(Beginning of DATA SECTION)
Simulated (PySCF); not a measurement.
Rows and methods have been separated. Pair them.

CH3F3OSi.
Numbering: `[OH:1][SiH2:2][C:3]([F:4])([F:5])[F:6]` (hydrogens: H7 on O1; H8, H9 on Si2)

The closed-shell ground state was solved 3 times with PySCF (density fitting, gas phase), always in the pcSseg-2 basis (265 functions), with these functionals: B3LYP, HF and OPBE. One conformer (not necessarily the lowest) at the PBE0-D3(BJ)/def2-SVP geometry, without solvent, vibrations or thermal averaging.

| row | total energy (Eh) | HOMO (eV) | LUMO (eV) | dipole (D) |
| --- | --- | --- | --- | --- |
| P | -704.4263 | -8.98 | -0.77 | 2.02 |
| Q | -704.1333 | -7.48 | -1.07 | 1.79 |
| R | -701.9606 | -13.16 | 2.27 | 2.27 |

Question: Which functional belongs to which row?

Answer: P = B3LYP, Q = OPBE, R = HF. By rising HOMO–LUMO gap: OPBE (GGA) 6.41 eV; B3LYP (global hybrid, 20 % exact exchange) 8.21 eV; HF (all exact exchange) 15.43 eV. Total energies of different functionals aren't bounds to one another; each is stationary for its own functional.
(End of DATA SECTION)

• [REQUIRED ACTION]: Set down the records again verbatim, so that each word stays as it is.

• [EXERCISE OUTPUT]:
Simulated (PySCF); not a measurement.
Rows and methods have been separated. Pair them.

CH3F3OSi.
Numbering: `[OH:1][SiH2:2][C:3]([F:4])([F:5])[F:6]` (hydrogens: H7 on O1; H8, H9 on Si2)

The closed-shell ground state was solved 3 times with PySCF (density fitting, gas phase), always in the pcSseg-2 basis (265 functions), with these functionals: B3LYP, HF and OPBE. One conformer (not necessarily the lowest) at the PBE0-D3(BJ)/def2-SVP geometry, without solvent, vibrations or thermal averaging.

| row | total energy (Eh) | HOMO (eV) | LUMO (eV) | dipole (D) |
| --- | --- | --- | --- | --- |
| P | -704.4263 | -8.98 | -0.77 | 2.02 |
| Q | -704.1333 | -7.48 | -1.07 | 1.79 |
| R | -701.9606 | -13.16 | 2.27 | 2.27 |

Question: Which functional belongs to which row?

Answer: P = B3LYP, Q = OPBE, R = HF. By rising HOMO–LUMO gap: OPBE (GGA) 6.41 eV; B3LYP (global hybrid, 20 % exact exchange) 8.21 eV; HF (all exact exchange) 15.43 eV. Total energies of different functionals aren't bounds to one another; each is stationary for its own functional.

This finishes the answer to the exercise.